**Work item**
The listing below is to be reproduced in full, exactly as given.

__________________________________________________

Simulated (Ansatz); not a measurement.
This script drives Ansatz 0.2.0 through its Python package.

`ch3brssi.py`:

__________________________________________________

**Exercise result**
Simulated (Ansatz); not a measurement.
This script drives Ansatz 0.2.0 through its Python package.

`ch3brssi.py`:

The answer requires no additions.